<<<<
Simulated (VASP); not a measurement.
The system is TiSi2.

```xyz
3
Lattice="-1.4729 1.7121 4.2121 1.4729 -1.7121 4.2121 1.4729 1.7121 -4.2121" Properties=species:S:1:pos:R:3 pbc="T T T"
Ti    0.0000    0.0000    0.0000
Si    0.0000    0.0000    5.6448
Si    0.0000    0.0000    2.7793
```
>>>>

## ACTION ITEM
Word for word, set down all of the records above.

## REPLY
Simulated (VASP); not a measurement.
The system is TiSi2.

```xyz
3
Lattice="-1.4729 1.7121 4.2121 1.4729 -1.7121 4.2121 1.4729 1.7121 -4.2121" Properties=species:S:1:pos:R:3 pbc="T T T"
Ti    0.0000    0.0000    0.0000
Si    0.0000    0.0000    5.6448
Si    0.0000    0.0000    2.7793
```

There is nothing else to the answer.